* _Activity_: Reproduce the whole listing below exactly.

════

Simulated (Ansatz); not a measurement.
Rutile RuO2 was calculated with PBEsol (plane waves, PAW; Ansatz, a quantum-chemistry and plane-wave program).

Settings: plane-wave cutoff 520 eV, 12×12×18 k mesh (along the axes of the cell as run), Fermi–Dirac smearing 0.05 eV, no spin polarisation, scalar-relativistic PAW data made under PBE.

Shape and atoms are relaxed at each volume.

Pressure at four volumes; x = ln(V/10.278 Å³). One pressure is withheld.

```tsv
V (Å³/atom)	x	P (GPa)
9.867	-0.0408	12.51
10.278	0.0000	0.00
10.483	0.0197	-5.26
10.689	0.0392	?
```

════

* _Answer space_:
Simulated (Ansatz); not a measurement.
Rutile RuO2 was calculated with PBEsol (plane waves, PAW; Ansatz, a quantum-chemistry and plane-wave program).

Settings: plane-wave cutoff 520 eV, 12×12×18 k mesh (along the axes of the cell as run), Fermi–Dirac smearing 0.05 eV, no spin polarisation, scalar-relativistic PAW data made under PBE.

Shape and atoms are relaxed at each volume.

Pressure at four volumes; x = ln(V/10.278 Å³). One pressure is withheld.

```tsv
V (Å³/atom)	x	P (GPa)
9.867	-0.0408	12.51
10.278	0.0000	0.00
10.483	0.0197	-5.26
10.689	0.0392	?
```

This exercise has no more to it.